--------------------------------

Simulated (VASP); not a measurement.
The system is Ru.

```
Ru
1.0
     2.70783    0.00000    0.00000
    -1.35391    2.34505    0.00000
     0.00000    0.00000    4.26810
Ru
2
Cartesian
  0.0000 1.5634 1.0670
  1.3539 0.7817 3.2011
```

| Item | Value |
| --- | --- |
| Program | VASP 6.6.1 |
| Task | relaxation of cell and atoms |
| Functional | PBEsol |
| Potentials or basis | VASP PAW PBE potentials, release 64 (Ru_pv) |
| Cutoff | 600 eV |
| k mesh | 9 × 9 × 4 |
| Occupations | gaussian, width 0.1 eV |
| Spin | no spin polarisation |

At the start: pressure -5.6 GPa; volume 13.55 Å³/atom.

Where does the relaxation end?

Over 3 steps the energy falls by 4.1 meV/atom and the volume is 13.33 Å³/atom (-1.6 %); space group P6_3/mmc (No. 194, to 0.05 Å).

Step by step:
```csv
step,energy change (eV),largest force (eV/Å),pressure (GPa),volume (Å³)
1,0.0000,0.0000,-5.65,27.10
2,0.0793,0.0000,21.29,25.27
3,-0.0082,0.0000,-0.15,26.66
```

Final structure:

--------------------------------

■ Assignment ■
Would you retype all of the data exactly as shown?

■ Exercise result ■
Simulated (VASP); not a measurement.
The system is Ru.

```
Ru
1.0
     2.70783    0.00000    0.00000
    -1.35391    2.34505    0.00000
     0.00000    0.00000    4.26810
Ru
2
Cartesian
  0.0000 1.5634 1.0670
  1.3539 0.7817 3.2011
```

| Item | Value |
| --- | --- |
| Program | VASP 6.6.1 |
| Task | relaxation of cell and atoms |
| Functional | PBEsol |
| Potentials or basis | VASP PAW PBE potentials, release 64 (Ru_pv) |
| Cutoff | 600 eV |
| k mesh | 9 × 9 × 4 |
| Occupations | gaussian, width 0.1 eV |
| Spin | no spin polarisation |

At the start: pressure -5.6 GPa; volume 13.55 Å³/atom.

Where does the relaxation end?

Over 3 steps the energy falls by 4.1 meV/atom and the volume is 13.33 Å³/atom (-1.6 %); space group P6_3/mmc (No. 194, to 0.05 Å).

Step by step:
```csv
step,energy change (eV),largest force (eV/Å),pressure (GPa),volume (Å³)
1,0.0000,0.0000,-5.65,27.10
2,0.0793,0.0000,21.29,25.27
3,-0.0082,0.0000,-0.15,26.66
```

Final structure:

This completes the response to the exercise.